* _Requirement_:
From the line with "Al2O3, 5 atoms" through the line with "cell and atoms", repeat the entries verbatim, both end lines included, and add nothing.

--------------------

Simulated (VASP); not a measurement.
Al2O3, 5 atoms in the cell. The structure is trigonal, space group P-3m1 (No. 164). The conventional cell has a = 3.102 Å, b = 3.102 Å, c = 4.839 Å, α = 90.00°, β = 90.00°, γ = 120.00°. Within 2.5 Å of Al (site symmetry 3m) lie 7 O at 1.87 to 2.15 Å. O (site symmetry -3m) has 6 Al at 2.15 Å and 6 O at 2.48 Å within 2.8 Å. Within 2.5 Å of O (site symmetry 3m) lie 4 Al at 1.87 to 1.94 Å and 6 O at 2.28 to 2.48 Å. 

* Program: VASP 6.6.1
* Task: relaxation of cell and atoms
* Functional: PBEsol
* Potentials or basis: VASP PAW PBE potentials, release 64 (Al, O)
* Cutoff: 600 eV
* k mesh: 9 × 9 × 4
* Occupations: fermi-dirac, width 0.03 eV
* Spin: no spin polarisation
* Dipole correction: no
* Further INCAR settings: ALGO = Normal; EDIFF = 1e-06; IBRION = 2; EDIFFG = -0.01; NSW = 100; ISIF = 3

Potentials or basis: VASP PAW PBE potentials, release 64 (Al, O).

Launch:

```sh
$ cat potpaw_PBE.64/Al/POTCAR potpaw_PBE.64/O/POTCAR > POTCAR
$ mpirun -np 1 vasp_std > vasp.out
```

--------------------

* _Problem solution_:
Al2O3, 5 atoms in the cell. The structure is trigonal, space group P-3m1 (No. 164). The conventional cell has a = 3.102 Å, b = 3.102 Å, c = 4.839 Å, α = 90.00°, β = 90.00°, γ = 120.00°. Within 2.5 Å of Al (site symmetry 3m) lie 7 O at 1.87 to 2.15 Å. O (site symmetry -3m) has 6 Al at 2.15 Å and 6 O at 2.48 Å within 2.8 Å. Within 2.5 Å of O (site symmetry 3m) lie 4 Al at 1.87 to 1.94 Å and 6 O at 2.28 to 2.48 Å. 

* Program: VASP 6.6.1
* Task: relaxation of cell and atoms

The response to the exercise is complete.